- _EXTRACTED DATA_:
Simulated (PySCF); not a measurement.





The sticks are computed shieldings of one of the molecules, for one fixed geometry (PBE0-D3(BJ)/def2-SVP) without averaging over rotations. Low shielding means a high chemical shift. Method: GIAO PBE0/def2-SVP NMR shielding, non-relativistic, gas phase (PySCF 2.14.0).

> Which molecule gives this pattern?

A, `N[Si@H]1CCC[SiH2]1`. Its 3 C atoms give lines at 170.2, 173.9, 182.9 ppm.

- _WORK TASK_: Start at the first line of the material and write everything out exactly.

- _WRITTEN REPLY_:
Simulated (PySCF); not a measurement.





The sticks are computed shieldings of one of the molecules, for one fixed geometry (PBE0-D3(BJ)/def2-SVP) without averaging over rotations. Low shielding means a high chemical shift. Method: GIAO PBE0/def2-SVP NMR shielding, non-relativistic, gas phase (PySCF 2.14.0).

> Which molecule gives this pattern?

A, `N[Si@H]1CCC[SiH2]1`. Its 3 C atoms give lines at 170.2, 173.9, 182.9 ppm.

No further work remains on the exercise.